WORK ORDER
Return exactly the listing's lines, from its first line to the line holding "Crystal structure, ball-and-stick", ends included.

DATA SHOWN Start Marker

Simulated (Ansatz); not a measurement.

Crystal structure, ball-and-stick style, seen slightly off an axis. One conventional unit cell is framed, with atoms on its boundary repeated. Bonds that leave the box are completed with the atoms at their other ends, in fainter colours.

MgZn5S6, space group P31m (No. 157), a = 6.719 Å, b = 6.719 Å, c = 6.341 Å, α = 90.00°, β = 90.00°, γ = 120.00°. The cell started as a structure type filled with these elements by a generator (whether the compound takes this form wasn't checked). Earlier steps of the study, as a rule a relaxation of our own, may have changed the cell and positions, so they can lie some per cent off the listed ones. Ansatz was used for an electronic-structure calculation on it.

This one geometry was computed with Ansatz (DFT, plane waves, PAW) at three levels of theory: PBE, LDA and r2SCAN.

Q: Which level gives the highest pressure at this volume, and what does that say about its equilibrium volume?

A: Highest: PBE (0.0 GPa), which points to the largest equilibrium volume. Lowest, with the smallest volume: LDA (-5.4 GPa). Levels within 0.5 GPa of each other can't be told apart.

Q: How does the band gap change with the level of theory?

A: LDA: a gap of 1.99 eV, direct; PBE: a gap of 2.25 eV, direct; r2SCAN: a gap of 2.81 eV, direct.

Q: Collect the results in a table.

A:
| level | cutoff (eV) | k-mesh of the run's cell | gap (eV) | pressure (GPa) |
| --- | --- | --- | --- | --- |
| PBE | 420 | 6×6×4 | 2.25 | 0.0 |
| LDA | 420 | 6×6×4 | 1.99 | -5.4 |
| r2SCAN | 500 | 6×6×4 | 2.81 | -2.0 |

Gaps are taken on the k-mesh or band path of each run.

DATA SHOWN End Marker

WRITTEN RESPONSE
Simulated (Ansatz); not a measurement.

Crystal structure, ball-and-stick style, seen slightly off an axis. One conventional unit cell is framed, with atoms on its boundary repeated. Bonds that leave the box are completed with the atoms at their other ends, in fainter colours.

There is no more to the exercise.